### ASSIGNED TASK
Write out the data exactly from its first line onward, ending with the line in which "linear, of ClSbCl**" appears.

### MATERIAL SHOWN
☆ ☆ ☆ ☆

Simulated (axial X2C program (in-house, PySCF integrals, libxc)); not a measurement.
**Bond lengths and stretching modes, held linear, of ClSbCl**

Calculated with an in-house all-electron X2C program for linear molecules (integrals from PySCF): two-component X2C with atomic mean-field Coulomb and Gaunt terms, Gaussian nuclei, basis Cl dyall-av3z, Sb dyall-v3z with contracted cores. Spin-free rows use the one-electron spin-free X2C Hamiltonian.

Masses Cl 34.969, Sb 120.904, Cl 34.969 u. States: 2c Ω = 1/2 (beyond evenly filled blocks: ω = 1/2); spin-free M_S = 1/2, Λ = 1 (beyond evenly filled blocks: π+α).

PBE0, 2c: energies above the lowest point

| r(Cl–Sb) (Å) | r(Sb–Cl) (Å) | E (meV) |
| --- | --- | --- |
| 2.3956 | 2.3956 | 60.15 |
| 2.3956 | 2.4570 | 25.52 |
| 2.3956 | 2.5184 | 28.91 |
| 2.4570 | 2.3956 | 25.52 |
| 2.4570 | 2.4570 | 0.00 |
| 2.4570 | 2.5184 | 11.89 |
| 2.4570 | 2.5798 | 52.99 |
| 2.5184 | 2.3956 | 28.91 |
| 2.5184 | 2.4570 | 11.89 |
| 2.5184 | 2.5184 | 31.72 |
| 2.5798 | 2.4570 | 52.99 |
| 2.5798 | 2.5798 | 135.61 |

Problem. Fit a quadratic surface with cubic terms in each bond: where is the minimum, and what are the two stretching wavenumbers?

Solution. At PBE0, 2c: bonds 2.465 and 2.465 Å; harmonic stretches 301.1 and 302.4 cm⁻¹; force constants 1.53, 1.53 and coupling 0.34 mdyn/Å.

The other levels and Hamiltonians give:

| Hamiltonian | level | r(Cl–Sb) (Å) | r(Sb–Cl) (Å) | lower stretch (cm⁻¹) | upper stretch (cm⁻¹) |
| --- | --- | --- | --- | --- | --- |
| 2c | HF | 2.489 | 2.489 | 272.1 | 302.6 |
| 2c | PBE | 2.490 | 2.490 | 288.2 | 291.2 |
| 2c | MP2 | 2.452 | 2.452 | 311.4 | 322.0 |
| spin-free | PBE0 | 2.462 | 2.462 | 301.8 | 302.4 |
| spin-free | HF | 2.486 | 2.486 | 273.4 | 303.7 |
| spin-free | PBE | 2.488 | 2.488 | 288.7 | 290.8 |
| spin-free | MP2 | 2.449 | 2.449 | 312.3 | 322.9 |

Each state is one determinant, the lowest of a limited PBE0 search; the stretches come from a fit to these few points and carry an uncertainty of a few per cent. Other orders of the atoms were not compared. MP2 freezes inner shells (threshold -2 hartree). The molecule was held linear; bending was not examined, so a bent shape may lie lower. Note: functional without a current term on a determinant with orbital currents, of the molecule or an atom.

☆ ☆ ☆ ☆

### TASK OUTPUT
Simulated (axial X2C program (in-house, PySCF integrals, libxc)); not a measurement.
**Bond lengths and stretching modes, held linear, of ClSbCl**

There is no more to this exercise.